— Data supplied —
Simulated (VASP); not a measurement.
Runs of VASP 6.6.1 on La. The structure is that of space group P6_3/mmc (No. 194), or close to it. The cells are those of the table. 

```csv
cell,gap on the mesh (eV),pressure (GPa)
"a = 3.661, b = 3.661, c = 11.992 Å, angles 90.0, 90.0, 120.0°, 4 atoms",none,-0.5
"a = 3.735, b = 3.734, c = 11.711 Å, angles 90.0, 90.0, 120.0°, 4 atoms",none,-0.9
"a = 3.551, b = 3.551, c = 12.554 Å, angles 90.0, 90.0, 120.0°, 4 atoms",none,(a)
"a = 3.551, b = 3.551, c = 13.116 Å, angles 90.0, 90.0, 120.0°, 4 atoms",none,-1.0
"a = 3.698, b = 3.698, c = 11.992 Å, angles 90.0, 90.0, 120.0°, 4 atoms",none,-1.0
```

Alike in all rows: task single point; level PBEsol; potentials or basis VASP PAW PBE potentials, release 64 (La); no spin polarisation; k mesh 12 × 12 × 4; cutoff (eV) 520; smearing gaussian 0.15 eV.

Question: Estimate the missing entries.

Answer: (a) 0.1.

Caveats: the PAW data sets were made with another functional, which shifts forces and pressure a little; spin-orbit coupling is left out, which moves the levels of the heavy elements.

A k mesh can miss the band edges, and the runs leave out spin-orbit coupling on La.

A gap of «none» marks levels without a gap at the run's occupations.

— Brief —
What you retype should run from the first line of the entries above through the line containing "A k mesh can", exactly and in full.

— Response area —
Simulated (VASP); not a measurement.
Runs of VASP 6.6.1 on La. The structure is that of space group P6_3/mmc (No. 194), or close to it. The cells are those of the table. 

```csv
cell,gap on the mesh (eV),pressure (GPa)
"a = 3.661, b = 3.661, c = 11.992 Å, angles 90.0, 90.0, 120.0°, 4 atoms",none,-0.5
"a = 3.735, b = 3.734, c = 11.711 Å, angles 90.0, 90.0, 120.0°, 4 atoms",none,-0.9
"a = 3.551, b = 3.551, c = 12.554 Å, angles 90.0, 90.0, 120.0°, 4 atoms",none,(a)
"a = 3.551, b = 3.551, c = 13.116 Å, angles 90.0, 90.0, 120.0°, 4 atoms",none,-1.0
"a = 3.698, b = 3.698, c = 11.992 Å, angles 90.0, 90.0, 120.0°, 4 atoms",none,-1.0
```

Alike in all rows: task single point; level PBEsol; potentials or basis VASP PAW PBE potentials, release 64 (La); no spin polarisation; k mesh 12 × 12 × 4; cutoff (eV) 520; smearing gaussian 0.15 eV.

Question: Estimate the missing entries.

Answer: (a) 0.1.

Caveats: the PAW data sets were made with another functional, which shifts forces and pressure a little; spin-orbit coupling is left out, which moves the levels of the heavy elements.

A k mesh can miss the band edges, and the runs leave out spin-orbit coupling on La.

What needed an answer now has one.